RAW DATA:
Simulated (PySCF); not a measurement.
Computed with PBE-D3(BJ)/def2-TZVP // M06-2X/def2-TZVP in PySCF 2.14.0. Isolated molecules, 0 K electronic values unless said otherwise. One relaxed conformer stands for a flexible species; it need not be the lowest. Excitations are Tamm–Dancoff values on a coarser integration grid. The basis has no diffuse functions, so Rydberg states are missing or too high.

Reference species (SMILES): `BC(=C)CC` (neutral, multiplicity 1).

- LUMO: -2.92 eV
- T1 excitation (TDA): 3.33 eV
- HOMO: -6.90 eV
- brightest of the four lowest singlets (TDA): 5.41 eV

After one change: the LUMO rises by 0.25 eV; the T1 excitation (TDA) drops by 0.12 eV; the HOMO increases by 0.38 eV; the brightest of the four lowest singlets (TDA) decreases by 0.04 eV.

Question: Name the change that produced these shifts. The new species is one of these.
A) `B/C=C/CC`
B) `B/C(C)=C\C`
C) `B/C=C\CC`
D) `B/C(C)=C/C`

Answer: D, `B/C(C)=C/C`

ASSIGNED TASK:
Write out the listing exactly from its first line to the line containing "- brightest of". Both of those lines belong in the answer.

YOUR RESPONSE:
Simulated (PySCF); not a measurement.
Computed with PBE-D3(BJ)/def2-TZVP // M06-2X/def2-TZVP in PySCF 2.14.0. Isolated molecules, 0 K electronic values unless said otherwise. One relaxed conformer stands for a flexible species; it need not be the lowest. Excitations are Tamm–Dancoff values on a coarser integration grid. The basis has no diffuse functions, so Rydberg states are missing or too high.

Reference species (SMILES): `BC(=C)CC` (neutral, multiplicity 1).

- LUMO: -2.92 eV
- T1 excitation (TDA): 3.33 eV
- HOMO: -6.90 eV
- brightest of the four lowest singlets (TDA): 5.41 eV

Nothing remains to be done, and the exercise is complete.